▸ **Information given**:
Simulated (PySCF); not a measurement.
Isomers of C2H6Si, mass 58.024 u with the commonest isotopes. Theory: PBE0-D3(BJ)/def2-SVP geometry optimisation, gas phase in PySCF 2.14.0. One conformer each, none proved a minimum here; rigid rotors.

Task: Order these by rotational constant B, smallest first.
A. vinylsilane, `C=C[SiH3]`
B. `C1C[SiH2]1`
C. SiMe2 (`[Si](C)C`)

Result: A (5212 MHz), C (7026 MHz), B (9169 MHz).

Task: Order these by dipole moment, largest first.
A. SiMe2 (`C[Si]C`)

▸ **Brief**: Please reproduce every line of the material word for word.

▸ **Worked solution**:
Simulated (PySCF); not a measurement.
Isomers of C2H6Si, mass 58.024 u with the commonest isotopes. Theory: PBE0-D3(BJ)/def2-SVP geometry optimisation, gas phase in PySCF 2.14.0. One conformer each, none proved a minimum here; rigid rotors.

Task: Order these by rotational constant B, smallest first.
A. vinylsilane, `C=C[SiH3]`
B. `C1C[SiH2]1`
C. SiMe2 (`[Si](C)C`)

Result: A (5212 MHz), C (7026 MHz), B (9169 MHz).

Task: Order these by dipole moment, largest first.
A. SiMe2 (`C[Si]C`)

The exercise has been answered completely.